Given data
________________
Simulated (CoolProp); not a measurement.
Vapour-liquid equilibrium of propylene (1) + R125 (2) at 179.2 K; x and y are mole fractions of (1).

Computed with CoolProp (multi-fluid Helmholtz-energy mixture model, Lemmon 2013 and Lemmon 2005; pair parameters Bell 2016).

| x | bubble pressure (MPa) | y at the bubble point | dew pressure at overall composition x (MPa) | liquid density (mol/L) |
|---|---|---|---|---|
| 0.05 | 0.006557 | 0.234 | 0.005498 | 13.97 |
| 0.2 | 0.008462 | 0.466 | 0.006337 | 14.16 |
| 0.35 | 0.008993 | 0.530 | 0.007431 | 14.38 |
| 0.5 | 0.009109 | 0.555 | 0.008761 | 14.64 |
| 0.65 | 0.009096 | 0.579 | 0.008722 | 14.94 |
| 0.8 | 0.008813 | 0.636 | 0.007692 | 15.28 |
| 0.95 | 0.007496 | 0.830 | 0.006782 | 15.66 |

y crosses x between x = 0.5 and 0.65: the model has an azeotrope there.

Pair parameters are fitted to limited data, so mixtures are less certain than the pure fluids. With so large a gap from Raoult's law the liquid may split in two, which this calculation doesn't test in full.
________________

Required action
Using only the listing above, restate exactly the lines from the line containing "0.008722 | 14.94 |" through the line containing "y crosses x", both included.

Written solution
| 0.65 | 0.009096 | 0.579 | 0.008722 | 14.94 |
| 0.8 | 0.008813 | 0.636 | 0.007692 | 15.28 |
| 0.95 | 0.007496 | 0.830 | 0.006782 | 15.66 |

y crosses x between x = 0.5 and 0.65: the model has an azeotrope there.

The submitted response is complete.